## Required action
Reproduce only the stretch of entries below that begins at the first line and ends at the line holding "H–O 0.96 Å.".

[Provided information — start]
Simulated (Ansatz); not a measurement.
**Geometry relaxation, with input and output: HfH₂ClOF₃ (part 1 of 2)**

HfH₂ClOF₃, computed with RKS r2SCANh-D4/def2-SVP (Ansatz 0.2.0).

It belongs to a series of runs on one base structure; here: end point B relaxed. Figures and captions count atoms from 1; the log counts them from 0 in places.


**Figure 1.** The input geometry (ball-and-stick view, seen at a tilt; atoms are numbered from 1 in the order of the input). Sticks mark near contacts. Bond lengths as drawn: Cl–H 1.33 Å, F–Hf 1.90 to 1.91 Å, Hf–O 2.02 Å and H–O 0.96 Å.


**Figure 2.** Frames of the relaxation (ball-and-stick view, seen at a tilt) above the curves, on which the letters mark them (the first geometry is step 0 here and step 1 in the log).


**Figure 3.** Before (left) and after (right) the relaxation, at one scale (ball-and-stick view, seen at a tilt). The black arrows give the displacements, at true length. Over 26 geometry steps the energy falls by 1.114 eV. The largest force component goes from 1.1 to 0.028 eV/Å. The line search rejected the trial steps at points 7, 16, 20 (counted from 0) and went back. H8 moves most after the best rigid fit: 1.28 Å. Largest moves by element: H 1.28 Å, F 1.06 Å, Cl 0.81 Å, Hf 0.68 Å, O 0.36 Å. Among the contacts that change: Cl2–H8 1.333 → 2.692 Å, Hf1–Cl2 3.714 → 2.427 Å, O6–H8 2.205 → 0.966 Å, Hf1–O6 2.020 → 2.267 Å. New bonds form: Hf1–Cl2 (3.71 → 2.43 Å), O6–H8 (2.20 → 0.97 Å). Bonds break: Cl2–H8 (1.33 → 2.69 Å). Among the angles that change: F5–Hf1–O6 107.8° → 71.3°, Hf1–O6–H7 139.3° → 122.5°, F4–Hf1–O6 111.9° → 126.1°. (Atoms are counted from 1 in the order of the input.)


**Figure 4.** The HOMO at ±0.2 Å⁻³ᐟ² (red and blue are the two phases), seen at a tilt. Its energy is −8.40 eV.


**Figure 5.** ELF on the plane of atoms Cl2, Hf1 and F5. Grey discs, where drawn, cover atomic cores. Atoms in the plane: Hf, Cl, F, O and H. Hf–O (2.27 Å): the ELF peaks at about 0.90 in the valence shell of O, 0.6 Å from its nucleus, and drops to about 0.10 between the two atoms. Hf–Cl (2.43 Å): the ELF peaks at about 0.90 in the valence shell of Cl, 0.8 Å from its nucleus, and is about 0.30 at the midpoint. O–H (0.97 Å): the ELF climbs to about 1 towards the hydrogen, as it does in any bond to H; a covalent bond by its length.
[Provided information — finish]

## Result
Simulated (Ansatz); not a measurement.
**Geometry relaxation, with input and output: HfH₂ClOF₃ (part 1 of 2)**

HfH₂ClOF₃, computed with RKS r2SCANh-D4/def2-SVP (Ansatz 0.2.0).

It belongs to a series of runs on one base structure; here: end point B relaxed. Figures and captions count atoms from 1; the log counts them from 0 in places.


**Figure 1.** The input geometry (ball-and-stick view, seen at a tilt; atoms are numbered from 1 in the order of the input). Sticks mark near contacts. Bond lengths as drawn: Cl–H 1.33 Å, F–Hf 1.90 to 1.91 Å, Hf–O 2.02 Å and H–O 0.96 Å.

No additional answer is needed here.